WORK ORDER: Retype all of the records precisely.

EXTRACTED INFORMATION:
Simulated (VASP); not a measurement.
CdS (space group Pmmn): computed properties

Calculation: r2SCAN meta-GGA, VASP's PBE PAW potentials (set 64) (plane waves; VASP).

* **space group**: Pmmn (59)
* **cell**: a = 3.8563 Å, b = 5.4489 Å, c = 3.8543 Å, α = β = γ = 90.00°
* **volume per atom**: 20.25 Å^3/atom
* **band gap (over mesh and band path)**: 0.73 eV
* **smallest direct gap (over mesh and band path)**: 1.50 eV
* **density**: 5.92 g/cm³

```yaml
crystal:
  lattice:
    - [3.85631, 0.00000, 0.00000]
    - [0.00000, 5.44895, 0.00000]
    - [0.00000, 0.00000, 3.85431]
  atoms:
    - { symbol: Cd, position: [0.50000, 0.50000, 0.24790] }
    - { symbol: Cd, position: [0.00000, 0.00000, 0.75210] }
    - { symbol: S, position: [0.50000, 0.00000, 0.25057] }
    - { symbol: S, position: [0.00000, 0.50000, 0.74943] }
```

ANSWER SECTION:
Simulated (VASP); not a measurement.
CdS (space group Pmmn): computed properties

Calculation: r2SCAN meta-GGA, VASP's PBE PAW potentials (set 64) (plane waves; VASP).

* **space group**: Pmmn (59)
* **cell**: a = 3.8563 Å, b = 5.4489 Å, c = 3.8543 Å, α = β = γ = 90.00°
* **volume per atom**: 20.25 Å^3/atom
* **band gap (over mesh and band path)**: 0.73 eV
* **smallest direct gap (over mesh and band path)**: 1.50 eV
* **density**: 5.92 g/cm³

```yaml
crystal:
  lattice:
    - [3.85631, 0.00000, 0.00000]
    - [0.00000, 5.44895, 0.00000]
    - [0.00000, 0.00000, 3.85431]
  atoms:
    - { symbol: Cd, position: [0.50000, 0.50000, 0.24790] }
    - { symbol: Cd, position: [0.00000, 0.00000, 0.75210] }
    - { symbol: S, position: [0.50000, 0.00000, 0.25057] }
    - { symbol: S, position: [0.00000, 0.50000, 0.74943] }
```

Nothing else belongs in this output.